_Activity_: Make an exact copy of the lines starting at the top of the listing below and ending at the line that contains "What happened in the run?", inclusive.

_Available data_:
------------------------------------------------------------------------
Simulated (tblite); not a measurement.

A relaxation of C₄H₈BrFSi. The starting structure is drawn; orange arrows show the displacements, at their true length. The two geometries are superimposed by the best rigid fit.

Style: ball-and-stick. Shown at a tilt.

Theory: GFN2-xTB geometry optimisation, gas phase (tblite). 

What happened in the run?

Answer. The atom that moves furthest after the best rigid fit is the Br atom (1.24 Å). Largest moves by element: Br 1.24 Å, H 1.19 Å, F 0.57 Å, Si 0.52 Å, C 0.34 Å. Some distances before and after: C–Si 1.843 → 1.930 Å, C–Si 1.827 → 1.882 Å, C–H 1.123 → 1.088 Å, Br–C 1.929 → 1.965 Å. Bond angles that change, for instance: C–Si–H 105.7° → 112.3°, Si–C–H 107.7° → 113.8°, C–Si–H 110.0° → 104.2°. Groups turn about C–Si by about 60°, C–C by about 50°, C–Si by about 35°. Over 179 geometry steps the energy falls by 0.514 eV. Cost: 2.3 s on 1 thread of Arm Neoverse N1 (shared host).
------------------------------------------------------------------------

_Reply_:
Simulated (tblite); not a measurement.

A relaxation of C₄H₈BrFSi. The starting structure is drawn; orange arrows show the displacements, at their true length. The two geometries are superimposed by the best rigid fit.

Style: ball-and-stick. Shown at a tilt.

Theory: GFN2-xTB geometry optimisation, gas phase (tblite). 

What happened in the run?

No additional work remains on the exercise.